··· Given information ···
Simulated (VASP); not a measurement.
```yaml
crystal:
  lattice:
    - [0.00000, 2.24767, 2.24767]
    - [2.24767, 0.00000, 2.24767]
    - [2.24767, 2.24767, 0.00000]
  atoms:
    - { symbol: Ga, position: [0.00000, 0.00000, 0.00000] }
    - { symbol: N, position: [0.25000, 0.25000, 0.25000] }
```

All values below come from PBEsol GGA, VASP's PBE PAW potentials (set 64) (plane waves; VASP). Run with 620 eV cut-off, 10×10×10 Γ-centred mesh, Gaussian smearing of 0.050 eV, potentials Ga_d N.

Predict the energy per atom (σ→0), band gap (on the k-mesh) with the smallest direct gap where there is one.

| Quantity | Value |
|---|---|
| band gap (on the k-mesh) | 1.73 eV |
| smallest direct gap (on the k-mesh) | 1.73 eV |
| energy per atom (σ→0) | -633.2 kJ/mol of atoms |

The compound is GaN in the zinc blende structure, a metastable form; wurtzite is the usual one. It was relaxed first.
···

== Requirement ==
From the top of the listing above, restate each line word for word up to and including the line with "All values below"; add nothing else.

== Answer area ==
Simulated (VASP); not a measurement.
```yaml
crystal:
  lattice:
    - [0.00000, 2.24767, 2.24767]
    - [2.24767, 0.00000, 2.24767]
    - [2.24767, 2.24767, 0.00000]
  atoms:
    - { symbol: Ga, position: [0.00000, 0.00000, 0.00000] }
    - { symbol: N, position: [0.25000, 0.25000, 0.25000] }
```

All values below come from PBEsol GGA, VASP's PBE PAW potentials (set 64) (plane waves; VASP). Run with 620 eV cut-off, 10×10×10 Γ-centred mesh, Gaussian smearing of 0.050 eV, potentials Ga_d N.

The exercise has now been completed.